■ Supplied data:
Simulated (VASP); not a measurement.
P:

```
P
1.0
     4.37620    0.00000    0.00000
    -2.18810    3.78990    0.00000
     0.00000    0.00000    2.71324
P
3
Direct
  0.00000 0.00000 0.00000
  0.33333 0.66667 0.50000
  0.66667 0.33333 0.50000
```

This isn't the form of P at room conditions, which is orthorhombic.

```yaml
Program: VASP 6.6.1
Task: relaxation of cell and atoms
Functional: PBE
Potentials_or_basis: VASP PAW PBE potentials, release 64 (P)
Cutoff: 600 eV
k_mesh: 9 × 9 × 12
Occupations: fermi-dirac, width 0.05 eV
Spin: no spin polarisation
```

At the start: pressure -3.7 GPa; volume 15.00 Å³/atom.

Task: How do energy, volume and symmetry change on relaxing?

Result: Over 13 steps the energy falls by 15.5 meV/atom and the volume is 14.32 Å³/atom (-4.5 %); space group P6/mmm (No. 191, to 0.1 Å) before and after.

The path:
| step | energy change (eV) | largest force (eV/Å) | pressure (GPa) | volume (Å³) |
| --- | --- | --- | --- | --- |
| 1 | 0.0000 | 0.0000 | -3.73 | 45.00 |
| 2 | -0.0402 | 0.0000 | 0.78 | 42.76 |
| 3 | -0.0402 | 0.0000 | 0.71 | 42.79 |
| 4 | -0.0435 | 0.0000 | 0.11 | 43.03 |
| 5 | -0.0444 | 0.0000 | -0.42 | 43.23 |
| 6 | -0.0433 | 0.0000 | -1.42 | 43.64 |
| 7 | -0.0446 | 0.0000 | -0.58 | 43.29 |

■ Work instruction: Once more, write out the records exactly as they are.

■ Task solution:
Simulated (VASP); not a measurement.
P:

```
P
1.0
     4.37620    0.00000    0.00000
    -2.18810    3.78990    0.00000
     0.00000    0.00000    2.71324
P
3
Direct
  0.00000 0.00000 0.00000
  0.33333 0.66667 0.50000
  0.66667 0.33333 0.50000
```

This isn't the form of P at room conditions, which is orthorhombic.

```yaml
Program: VASP 6.6.1
Task: relaxation of cell and atoms
Functional: PBE
Potentials_or_basis: VASP PAW PBE potentials, release 64 (P)
Cutoff: 600 eV
k_mesh: 9 × 9 × 12
Occupations: fermi-dirac, width 0.05 eV
Spin: no spin polarisation
```

At the start: pressure -3.7 GPa; volume 15.00 Å³/atom.

Task: How do energy, volume and symmetry change on relaxing?

Result: Over 13 steps the energy falls by 15.5 meV/atom and the volume is 14.32 Å³/atom (-4.5 %); space group P6/mmm (No. 191, to 0.1 Å) before and after.

The path:
| step | energy change (eV) | largest force (eV/Å) | pressure (GPa) | volume (Å³) |
| --- | --- | --- | --- | --- |
| 1 | 0.0000 | 0.0000 | -3.73 | 45.00 |
| 2 | -0.0402 | 0.0000 | 0.78 | 42.76 |
| 3 | -0.0402 | 0.0000 | 0.71 | 42.79 |
| 4 | -0.0435 | 0.0000 | 0.11 | 43.03 |
| 5 | -0.0444 | 0.0000 | -0.42 | 43.23 |
| 6 | -0.0433 | 0.0000 | -1.42 | 43.64 |
| 7 | -0.0446 | 0.0000 | -0.58 | 43.29 |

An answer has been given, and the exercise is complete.